'''
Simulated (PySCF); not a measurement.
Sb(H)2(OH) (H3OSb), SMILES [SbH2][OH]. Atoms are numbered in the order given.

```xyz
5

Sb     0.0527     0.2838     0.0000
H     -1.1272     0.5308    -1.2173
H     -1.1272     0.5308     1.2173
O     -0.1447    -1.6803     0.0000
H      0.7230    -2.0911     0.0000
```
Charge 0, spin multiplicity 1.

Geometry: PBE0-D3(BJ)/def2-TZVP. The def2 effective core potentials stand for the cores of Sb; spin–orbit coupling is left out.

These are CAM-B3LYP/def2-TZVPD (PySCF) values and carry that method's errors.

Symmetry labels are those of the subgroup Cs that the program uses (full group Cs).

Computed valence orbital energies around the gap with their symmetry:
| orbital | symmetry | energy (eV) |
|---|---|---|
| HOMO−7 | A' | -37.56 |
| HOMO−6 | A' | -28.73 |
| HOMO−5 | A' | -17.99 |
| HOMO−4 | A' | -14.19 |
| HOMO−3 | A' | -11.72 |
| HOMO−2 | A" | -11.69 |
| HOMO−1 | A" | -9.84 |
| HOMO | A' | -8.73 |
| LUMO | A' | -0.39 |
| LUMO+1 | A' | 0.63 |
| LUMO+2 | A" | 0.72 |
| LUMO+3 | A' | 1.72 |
'''

■ ACTION ITEM
In the listing above, locate the line containing "Geometry: PBE0-D3(BJ)/def2-TZVP. The" and the line containing "Computed valence orbital". Transcribe those two lines and everything between them, exactly as written.

■ ANSWER AREA
Geometry: PBE0-D3(BJ)/def2-TZVP. The def2 effective core potentials stand for the cores of Sb; spin–orbit coupling is left out.

These are CAM-B3LYP/def2-TZVPD (PySCF) values and carry that method's errors.

Symmetry labels are those of the subgroup Cs that the program uses (full group Cs).

Computed valence orbital energies around the gap with their symmetry:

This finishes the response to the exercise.